Listed entries –
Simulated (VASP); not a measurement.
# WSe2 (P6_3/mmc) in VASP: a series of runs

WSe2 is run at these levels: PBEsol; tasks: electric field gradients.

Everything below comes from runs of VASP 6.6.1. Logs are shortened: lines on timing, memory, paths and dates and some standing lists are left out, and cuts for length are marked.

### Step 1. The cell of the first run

Work task – Each record needs to be duplicated exactly as given.

Task answer –
Simulated (VASP); not a measurement.
# WSe2 (P6_3/mmc) in VASP: a series of runs

WSe2 is run at these levels: PBEsol; tasks: electric field gradients.

Everything below comes from runs of VASP 6.6.1. Logs are shortened: lines on timing, memory, paths and dates and some standing lists are left out, and cuts for length are marked.

### Step 1. The cell of the first run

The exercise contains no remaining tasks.